MATERIAL PROVIDED:
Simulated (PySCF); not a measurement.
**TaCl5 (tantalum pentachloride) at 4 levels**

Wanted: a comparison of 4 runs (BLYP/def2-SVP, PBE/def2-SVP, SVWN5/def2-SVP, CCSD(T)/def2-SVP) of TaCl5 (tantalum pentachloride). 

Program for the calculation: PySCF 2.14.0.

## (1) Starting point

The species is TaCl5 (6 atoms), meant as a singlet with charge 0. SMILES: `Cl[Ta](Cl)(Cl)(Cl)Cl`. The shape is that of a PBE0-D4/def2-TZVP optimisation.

WORK TASK: Repeat the listing exactly.

ANSWER SECTION:
Simulated (PySCF); not a measurement.
**TaCl5 (tantalum pentachloride) at 4 levels**

Wanted: a comparison of 4 runs (BLYP/def2-SVP, PBE/def2-SVP, SVWN5/def2-SVP, CCSD(T)/def2-SVP) of TaCl5 (tantalum pentachloride). 

Program for the calculation: PySCF 2.14.0.

## (1) Starting point

The species is TaCl5 (6 atoms), meant as a singlet with charge 0. SMILES: `Cl[Ta](Cl)(Cl)(Cl)Cl`. The shape is that of a PBE0-D4/def2-TZVP optimisation.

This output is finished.